## Entries shown
┄┄┄┄┄┄┄┄┄┄┄┄┄┄┄┄┄┄┄┄
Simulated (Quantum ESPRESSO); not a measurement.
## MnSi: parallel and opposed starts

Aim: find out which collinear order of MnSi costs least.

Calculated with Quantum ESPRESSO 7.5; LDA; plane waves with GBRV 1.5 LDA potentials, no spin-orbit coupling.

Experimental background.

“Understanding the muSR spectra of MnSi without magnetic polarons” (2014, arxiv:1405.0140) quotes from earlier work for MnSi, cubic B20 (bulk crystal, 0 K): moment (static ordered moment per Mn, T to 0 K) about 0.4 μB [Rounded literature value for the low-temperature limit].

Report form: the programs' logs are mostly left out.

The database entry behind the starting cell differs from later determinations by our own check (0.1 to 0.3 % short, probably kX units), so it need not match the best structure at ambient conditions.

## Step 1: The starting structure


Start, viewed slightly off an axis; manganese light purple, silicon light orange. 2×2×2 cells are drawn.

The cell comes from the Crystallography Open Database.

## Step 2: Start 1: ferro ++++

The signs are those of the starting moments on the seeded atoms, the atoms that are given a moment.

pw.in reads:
┄┄┄┄┄┄┄┄┄┄┄┄┄┄┄┄┄┄┄┄

## Activity
Transcribe only, please, the lines from the first line of the records through the line with "Report form: the". Both of those lines are included.

## Exercise output
Simulated (Quantum ESPRESSO); not a measurement.
## MnSi: parallel and opposed starts

Aim: find out which collinear order of MnSi costs least.

Calculated with Quantum ESPRESSO 7.5; LDA; plane waves with GBRV 1.5 LDA potentials, no spin-orbit coupling.

Experimental background.

“Understanding the muSR spectra of MnSi without magnetic polarons” (2014, arxiv:1405.0140) quotes from earlier work for MnSi, cubic B20 (bulk crystal, 0 K): moment (static ordered moment per Mn, T to 0 K) about 0.4 μB [Rounded literature value for the low-temperature limit].

Report form: the programs' logs are mostly left out.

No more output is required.